Transcribe the records below exactly.

##############################

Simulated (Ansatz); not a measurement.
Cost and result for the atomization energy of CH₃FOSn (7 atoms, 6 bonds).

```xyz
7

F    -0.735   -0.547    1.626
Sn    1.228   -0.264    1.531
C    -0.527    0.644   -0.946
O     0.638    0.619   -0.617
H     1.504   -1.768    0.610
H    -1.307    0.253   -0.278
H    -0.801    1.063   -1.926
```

##############################

WRITTEN RESPONSE:
Simulated (Ansatz); not a measurement.
Cost and result for the atomization energy of CH₃FOSn (7 atoms, 6 bonds).

```xyz
7

F    -0.735   -0.547    1.626
Sn    1.228   -0.264    1.531
C    -0.527    0.644   -0.946
O     0.638    0.619   -0.617
H     1.504   -1.768    0.610
H    -1.307    0.253   -0.278
H    -0.801    1.063   -1.926
```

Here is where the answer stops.